'''
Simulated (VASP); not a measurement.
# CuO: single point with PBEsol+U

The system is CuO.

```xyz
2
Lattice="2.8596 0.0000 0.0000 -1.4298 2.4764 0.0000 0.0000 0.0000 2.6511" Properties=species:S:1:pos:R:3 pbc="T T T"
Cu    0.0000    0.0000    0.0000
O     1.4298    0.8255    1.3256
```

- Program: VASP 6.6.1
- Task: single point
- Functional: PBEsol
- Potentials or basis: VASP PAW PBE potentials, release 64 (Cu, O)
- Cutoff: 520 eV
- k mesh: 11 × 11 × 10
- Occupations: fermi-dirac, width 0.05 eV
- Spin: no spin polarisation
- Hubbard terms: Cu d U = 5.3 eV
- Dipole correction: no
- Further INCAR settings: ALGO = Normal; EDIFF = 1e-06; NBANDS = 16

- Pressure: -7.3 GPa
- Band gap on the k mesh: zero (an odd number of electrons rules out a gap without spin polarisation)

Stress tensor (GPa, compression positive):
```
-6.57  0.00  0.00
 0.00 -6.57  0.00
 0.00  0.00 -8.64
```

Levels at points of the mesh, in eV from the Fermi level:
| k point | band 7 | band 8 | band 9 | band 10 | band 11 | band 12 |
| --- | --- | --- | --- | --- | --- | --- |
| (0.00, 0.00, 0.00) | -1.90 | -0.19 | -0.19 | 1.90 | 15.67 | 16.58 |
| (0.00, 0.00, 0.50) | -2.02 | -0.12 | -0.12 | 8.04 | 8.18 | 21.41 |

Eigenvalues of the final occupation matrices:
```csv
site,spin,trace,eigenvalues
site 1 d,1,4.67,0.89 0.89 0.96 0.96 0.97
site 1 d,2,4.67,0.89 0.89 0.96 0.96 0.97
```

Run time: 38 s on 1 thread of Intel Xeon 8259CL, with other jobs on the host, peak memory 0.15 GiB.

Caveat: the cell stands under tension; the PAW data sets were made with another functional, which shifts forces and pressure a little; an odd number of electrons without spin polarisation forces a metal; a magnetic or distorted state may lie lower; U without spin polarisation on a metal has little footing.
'''

[Assigned task] Exact reproduction is required. Give the lines of the data from its first line through the line containing "- Pressure: -7.3 GPa", and no others.

[Expected answer]
Simulated (VASP); not a measurement.
# CuO: single point with PBEsol+U

The system is CuO.

```xyz
2
Lattice="2.8596 0.0000 0.0000 -1.4298 2.4764 0.0000 0.0000 0.0000 2.6511" Properties=species:S:1:pos:R:3 pbc="T T T"
Cu    0.0000    0.0000    0.0000
O     1.4298    0.8255    1.3256
```

- Program: VASP 6.6.1
- Task: single point
- Functional: PBEsol
- Potentials or basis: VASP PAW PBE potentials, release 64 (Cu, O)
- Cutoff: 520 eV
- k mesh: 11 × 11 × 10
- Occupations: fermi-dirac, width 0.05 eV
- Spin: no spin polarisation
- Hubbard terms: Cu d U = 5.3 eV
- Dipole correction: no
- Further INCAR settings: ALGO = Normal; EDIFF = 1e-06; NBANDS = 16

- Pressure: -7.3 GPa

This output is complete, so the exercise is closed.